§ Work order
Reproduce only the top of the records, down to and including the line containing "Do the functionals agree on the effect?".

§ Material shown
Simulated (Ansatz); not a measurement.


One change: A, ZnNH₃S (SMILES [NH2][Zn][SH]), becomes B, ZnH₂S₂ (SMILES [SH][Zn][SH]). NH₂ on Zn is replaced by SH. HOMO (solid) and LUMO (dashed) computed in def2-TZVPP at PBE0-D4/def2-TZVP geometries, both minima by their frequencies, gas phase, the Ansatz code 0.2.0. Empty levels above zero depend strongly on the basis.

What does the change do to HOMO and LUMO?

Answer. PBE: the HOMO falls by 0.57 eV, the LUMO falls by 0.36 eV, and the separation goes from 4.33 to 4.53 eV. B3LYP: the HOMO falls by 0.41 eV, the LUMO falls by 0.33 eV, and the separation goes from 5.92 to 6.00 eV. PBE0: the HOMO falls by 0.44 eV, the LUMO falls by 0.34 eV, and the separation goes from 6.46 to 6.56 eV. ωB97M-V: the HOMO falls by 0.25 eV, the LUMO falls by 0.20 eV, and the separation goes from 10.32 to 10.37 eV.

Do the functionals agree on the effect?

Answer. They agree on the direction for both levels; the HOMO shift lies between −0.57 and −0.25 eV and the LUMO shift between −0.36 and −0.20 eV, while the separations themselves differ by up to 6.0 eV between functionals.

§ Expected answer
Simulated (Ansatz); not a measurement.


One change: A, ZnNH₃S (SMILES [NH2][Zn][SH]), becomes B, ZnH₂S₂ (SMILES [SH][Zn][SH]). NH₂ on Zn is replaced by SH. HOMO (solid) and LUMO (dashed) computed in def2-TZVPP at PBE0-D4/def2-TZVP geometries, both minima by their frequencies, gas phase, the Ansatz code 0.2.0. Empty levels above zero depend strongly on the basis.

What does the change do to HOMO and LUMO?

Answer. PBE: the HOMO falls by 0.57 eV, the LUMO falls by 0.36 eV, and the separation goes from 4.33 to 4.53 eV. B3LYP: the HOMO falls by 0.41 eV, the LUMO falls by 0.33 eV, and the separation goes from 5.92 to 6.00 eV. PBE0: the HOMO falls by 0.44 eV, the LUMO falls by 0.34 eV, and the separation goes from 6.46 to 6.56 eV. ωB97M-V: the HOMO falls by 0.25 eV, the LUMO falls by 0.20 eV, and the separation goes from 10.32 to 10.37 eV.

Do the functionals agree on the effect?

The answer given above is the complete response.